====

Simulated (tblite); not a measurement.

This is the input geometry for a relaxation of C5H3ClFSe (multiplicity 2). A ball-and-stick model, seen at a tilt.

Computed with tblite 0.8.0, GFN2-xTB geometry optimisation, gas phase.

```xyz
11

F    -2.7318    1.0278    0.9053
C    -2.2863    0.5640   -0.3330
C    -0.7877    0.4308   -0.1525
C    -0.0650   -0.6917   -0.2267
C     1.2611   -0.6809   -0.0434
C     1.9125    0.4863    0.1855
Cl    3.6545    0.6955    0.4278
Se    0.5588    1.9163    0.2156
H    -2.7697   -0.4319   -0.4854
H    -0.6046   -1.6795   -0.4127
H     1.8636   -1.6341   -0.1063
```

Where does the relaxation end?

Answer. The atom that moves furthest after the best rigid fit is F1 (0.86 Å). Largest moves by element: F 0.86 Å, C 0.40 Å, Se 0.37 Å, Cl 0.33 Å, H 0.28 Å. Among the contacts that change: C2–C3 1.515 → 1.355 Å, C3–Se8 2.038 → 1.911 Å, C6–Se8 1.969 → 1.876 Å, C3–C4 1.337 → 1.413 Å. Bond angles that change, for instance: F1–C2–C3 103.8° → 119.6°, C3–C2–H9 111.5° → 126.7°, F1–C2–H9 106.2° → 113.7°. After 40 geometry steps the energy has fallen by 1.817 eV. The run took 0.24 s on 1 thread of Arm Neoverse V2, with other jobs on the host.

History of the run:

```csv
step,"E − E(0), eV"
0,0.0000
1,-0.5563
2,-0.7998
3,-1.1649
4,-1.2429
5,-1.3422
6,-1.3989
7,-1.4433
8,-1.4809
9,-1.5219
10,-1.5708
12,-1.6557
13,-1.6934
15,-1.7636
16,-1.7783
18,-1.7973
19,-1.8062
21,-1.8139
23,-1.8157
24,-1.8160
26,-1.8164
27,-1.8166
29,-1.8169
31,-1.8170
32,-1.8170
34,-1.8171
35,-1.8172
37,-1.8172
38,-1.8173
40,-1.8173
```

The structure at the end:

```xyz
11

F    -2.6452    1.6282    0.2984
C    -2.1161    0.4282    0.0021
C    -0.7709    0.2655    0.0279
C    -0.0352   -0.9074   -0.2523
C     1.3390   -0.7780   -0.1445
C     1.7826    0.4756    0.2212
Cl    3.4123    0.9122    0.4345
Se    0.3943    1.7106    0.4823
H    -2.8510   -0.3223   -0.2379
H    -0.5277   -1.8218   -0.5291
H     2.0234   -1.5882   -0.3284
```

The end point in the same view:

====

### Action item
Taking the line with "This is the" as the first and the line with "Answer. The atom" as the last, retype that stretch of the data above exactly, with no other lines.

### Written answer
This is the input geometry for a relaxation of C5H3ClFSe (multiplicity 2). A ball-and-stick model, seen at a tilt.

Computed with tblite 0.8.0, GFN2-xTB geometry optimisation, gas phase.

```xyz
11

F    -2.7318    1.0278    0.9053
C    -2.2863    0.5640   -0.3330
C    -0.7877    0.4308   -0.1525
C    -0.0650   -0.6917   -0.2267
C     1.2611   -0.6809   -0.0434
C     1.9125    0.4863    0.1855
Cl    3.6545    0.6955    0.4278
Se    0.5588    1.9163    0.2156
H    -2.7697   -0.4319   -0.4854
H    -0.6046   -1.6795   -0.4127
H     1.8636   -1.6341   -0.1063
```

Where does the relaxation end?

Answer. The atom that moves furthest after the best rigid fit is F1 (0.86 Å). Largest moves by element: F 0.86 Å, C 0.40 Å, Se 0.37 Å, Cl 0.33 Å, H 0.28 Å. Among the contacts that change: C2–C3 1.515 → 1.355 Å, C3–Se8 2.038 → 1.911 Å, C6–Se8 1.969 → 1.876 Å, C3–C4 1.337 → 1.413 Å. Bond angles that change, for instance: F1–C2–C3 103.8° → 119.6°, C3–C2–H9 111.5° → 126.7°, F1–C2–H9 106.2° → 113.7°. After 40 geometry steps the energy has fallen by 1.817 eV. The run took 0.24 s on 1 thread of Arm Neoverse V2, with other jobs on the host.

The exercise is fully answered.